> _Work request_
Would you please copy the part of the material below that opens with the line containing "119.1 | 109.1 |" and closes with the line containing "Result: A is"? Copy it exactly, and only it.

※

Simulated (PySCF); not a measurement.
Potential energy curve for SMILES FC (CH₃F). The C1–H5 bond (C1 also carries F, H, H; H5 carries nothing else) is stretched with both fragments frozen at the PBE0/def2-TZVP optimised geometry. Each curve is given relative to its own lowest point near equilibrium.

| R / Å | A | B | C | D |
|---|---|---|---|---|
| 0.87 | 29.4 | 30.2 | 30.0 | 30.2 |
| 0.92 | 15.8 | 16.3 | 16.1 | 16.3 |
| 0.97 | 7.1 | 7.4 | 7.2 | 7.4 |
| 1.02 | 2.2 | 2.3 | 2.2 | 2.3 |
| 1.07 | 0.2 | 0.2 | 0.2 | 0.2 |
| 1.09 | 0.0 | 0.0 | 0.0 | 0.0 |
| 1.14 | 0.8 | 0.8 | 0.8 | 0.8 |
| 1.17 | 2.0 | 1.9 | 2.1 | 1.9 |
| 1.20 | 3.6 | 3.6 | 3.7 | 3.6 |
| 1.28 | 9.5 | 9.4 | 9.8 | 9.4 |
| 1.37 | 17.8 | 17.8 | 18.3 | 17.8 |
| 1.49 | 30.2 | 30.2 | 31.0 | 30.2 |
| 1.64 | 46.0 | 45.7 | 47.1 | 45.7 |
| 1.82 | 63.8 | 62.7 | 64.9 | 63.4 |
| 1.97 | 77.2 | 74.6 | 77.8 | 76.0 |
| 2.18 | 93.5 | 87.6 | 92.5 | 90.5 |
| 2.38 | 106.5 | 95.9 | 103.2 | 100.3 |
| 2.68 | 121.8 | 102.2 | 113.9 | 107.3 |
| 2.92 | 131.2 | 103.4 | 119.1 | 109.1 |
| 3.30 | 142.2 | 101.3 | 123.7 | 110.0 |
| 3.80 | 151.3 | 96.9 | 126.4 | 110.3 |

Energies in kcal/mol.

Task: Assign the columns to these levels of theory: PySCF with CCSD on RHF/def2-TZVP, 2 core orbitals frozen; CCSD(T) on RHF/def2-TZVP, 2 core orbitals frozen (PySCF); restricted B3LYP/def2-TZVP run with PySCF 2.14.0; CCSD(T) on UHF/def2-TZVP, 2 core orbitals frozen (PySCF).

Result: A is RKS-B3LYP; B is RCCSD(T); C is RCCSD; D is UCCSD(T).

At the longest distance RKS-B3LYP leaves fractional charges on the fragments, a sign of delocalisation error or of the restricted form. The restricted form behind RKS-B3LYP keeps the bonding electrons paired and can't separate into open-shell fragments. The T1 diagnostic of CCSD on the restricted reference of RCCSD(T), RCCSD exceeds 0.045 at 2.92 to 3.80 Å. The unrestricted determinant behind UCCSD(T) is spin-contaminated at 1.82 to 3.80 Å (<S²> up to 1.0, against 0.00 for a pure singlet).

※

> _Written answer_
| 2.92 | 131.2 | 103.4 | 119.1 | 109.1 |
| 3.30 | 142.2 | 101.3 | 123.7 | 110.0 |
| 3.80 | 151.3 | 96.9 | 126.4 | 110.3 |

Energies in kcal/mol.

Task: Assign the columns to these levels of theory: PySCF with CCSD on RHF/def2-TZVP, 2 core orbitals frozen; CCSD(T) on RHF/def2-TZVP, 2 core orbitals frozen (PySCF); restricted B3LYP/def2-TZVP run with PySCF 2.14.0; CCSD(T) on UHF/def2-TZVP, 2 core orbitals frozen (PySCF).

Result: A is RKS-B3LYP; B is RCCSD(T); C is RCCSD; D is UCCSD(T).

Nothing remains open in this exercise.